[Exercise]: Transcribe the data that follows, exactly and in full.

[Record excerpts]:
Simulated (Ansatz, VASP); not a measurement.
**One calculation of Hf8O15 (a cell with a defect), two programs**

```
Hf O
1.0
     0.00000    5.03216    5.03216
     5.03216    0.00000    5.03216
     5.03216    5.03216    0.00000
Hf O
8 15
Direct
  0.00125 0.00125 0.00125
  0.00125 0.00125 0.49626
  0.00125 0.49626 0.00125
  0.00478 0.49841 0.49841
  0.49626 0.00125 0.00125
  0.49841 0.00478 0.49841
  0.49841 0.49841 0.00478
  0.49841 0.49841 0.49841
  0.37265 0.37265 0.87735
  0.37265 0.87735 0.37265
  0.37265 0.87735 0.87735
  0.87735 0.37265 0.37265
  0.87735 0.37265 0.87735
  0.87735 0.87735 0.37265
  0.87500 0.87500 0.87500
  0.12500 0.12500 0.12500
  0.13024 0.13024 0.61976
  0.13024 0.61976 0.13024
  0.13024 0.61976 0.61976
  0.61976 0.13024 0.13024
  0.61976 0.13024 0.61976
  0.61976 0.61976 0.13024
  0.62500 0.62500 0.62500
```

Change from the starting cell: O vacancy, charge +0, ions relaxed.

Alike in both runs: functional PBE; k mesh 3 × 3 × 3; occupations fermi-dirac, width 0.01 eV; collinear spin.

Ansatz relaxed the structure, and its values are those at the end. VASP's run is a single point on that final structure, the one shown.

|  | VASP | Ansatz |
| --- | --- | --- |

[Written reply]:
Simulated (Ansatz, VASP); not a measurement.
**One calculation of Hf8O15 (a cell with a defect), two programs**

```
Hf O
1.0
     0.00000    5.03216    5.03216
     5.03216    0.00000    5.03216
     5.03216    5.03216    0.00000
Hf O
8 15
Direct
  0.00125 0.00125 0.00125
  0.00125 0.00125 0.49626
  0.00125 0.49626 0.00125
  0.00478 0.49841 0.49841
  0.49626 0.00125 0.00125
  0.49841 0.00478 0.49841
  0.49841 0.49841 0.00478
  0.49841 0.49841 0.49841
  0.37265 0.37265 0.87735
  0.37265 0.87735 0.37265
  0.37265 0.87735 0.87735
  0.87735 0.37265 0.37265
  0.87735 0.37265 0.87735
  0.87735 0.87735 0.37265
  0.87500 0.87500 0.87500
  0.12500 0.12500 0.12500
  0.13024 0.13024 0.61976
  0.13024 0.61976 0.13024
  0.13024 0.61976 0.61976
  0.61976 0.13024 0.13024
  0.61976 0.13024 0.61976
  0.61976 0.61976 0.13024
  0.62500 0.62500 0.62500
```

Change from the starting cell: O vacancy, charge +0, ions relaxed.

Alike in both runs: functional PBE; k mesh 3 × 3 × 3; occupations fermi-dirac, width 0.01 eV; collinear spin.

Ansatz relaxed the structure, and its values are those at the end. VASP's run is a single point on that final structure, the one shown.

|  | VASP | Ansatz |
| --- | --- | --- |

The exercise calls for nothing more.